WORK TASK => The data below is to be repeated in full, exactly as given.

SUPPLIED INFORMATION =>
================
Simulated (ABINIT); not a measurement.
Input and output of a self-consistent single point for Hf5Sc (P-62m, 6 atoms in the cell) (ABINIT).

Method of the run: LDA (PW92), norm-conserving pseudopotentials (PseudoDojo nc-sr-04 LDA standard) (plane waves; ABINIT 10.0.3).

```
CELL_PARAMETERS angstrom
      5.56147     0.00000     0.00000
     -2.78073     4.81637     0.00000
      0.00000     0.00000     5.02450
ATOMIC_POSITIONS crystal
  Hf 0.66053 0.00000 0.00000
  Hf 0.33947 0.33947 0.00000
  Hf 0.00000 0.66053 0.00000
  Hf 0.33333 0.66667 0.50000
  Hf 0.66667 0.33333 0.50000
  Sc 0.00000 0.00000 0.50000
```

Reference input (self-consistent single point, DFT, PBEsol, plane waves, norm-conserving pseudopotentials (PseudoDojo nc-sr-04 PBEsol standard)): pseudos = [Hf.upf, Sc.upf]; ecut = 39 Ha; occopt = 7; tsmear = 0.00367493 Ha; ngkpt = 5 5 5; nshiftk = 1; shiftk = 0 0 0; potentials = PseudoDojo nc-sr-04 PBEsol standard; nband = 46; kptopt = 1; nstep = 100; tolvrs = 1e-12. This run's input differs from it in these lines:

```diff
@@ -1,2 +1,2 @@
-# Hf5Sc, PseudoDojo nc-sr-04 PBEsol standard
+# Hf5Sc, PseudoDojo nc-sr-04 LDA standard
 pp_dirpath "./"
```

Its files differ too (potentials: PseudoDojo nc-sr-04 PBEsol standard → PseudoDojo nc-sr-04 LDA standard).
================

TASK RESULT =>
Simulated (ABINIT); not a measurement.
Input and output of a self-consistent single point for Hf5Sc (P-62m, 6 atoms in the cell) (ABINIT).

Method of the run: LDA (PW92), norm-conserving pseudopotentials (PseudoDojo nc-sr-04 LDA standard) (plane waves; ABINIT 10.0.3).

```
CELL_PARAMETERS angstrom
      5.56147     0.00000     0.00000
     -2.78073     4.81637     0.00000
      0.00000     0.00000     5.02450
ATOMIC_POSITIONS crystal
  Hf 0.66053 0.00000 0.00000
  Hf 0.33947 0.33947 0.00000
  Hf 0.00000 0.66053 0.00000
  Hf 0.33333 0.66667 0.50000
  Hf 0.66667 0.33333 0.50000
  Sc 0.00000 0.00000 0.50000
```

Reference input (self-consistent single point, DFT, PBEsol, plane waves, norm-conserving pseudopotentials (PseudoDojo nc-sr-04 PBEsol standard)): pseudos = [Hf.upf, Sc.upf]; ecut = 39 Ha; occopt = 7; tsmear = 0.00367493 Ha; ngkpt = 5 5 5; nshiftk = 1; shiftk = 0 0 0; potentials = PseudoDojo nc-sr-04 PBEsol standard; nband = 46; kptopt = 1; nstep = 100; tolvrs = 1e-12. This run's input differs from it in these lines:

```diff
@@ -1,2 +1,2 @@
-# Hf5Sc, PseudoDojo nc-sr-04 PBEsol standard
+# Hf5Sc, PseudoDojo nc-sr-04 LDA standard
 pp_dirpath "./"
```

Its files differ too (potentials: PseudoDojo nc-sr-04 PBEsol standard → PseudoDojo nc-sr-04 LDA standard).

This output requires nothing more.